▸ ASSIGNMENT
Could you restate the entries below word for word?

▸ DATA EXTRACT
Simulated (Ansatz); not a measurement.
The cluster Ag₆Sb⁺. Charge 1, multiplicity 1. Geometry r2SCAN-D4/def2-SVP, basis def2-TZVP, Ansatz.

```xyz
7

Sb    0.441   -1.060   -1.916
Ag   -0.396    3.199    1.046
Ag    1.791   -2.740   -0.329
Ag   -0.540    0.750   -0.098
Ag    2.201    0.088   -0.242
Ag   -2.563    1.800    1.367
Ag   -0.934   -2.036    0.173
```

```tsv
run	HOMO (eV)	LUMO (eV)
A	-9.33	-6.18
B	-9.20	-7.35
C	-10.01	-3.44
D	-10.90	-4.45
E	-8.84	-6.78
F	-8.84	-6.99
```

▸ EXERCISE ANSWER
Simulated (Ansatz); not a measurement.
The cluster Ag₆Sb⁺. Charge 1, multiplicity 1. Geometry r2SCAN-D4/def2-SVP, basis def2-TZVP, Ansatz.

```xyz
7

Sb    0.441   -1.060   -1.916
Ag   -0.396    3.199    1.046
Ag    1.791   -2.740   -0.329
Ag   -0.540    0.750   -0.098
Ag    2.201    0.088   -0.242
Ag   -2.563    1.800    1.367
Ag   -0.934   -2.036    0.173
```

```tsv
run	HOMO (eV)	LUMO (eV)
A	-9.33	-6.18
B	-9.20	-7.35
C	-10.01	-3.44
D	-10.90	-4.45
E	-8.84	-6.78
F	-8.84	-6.99
```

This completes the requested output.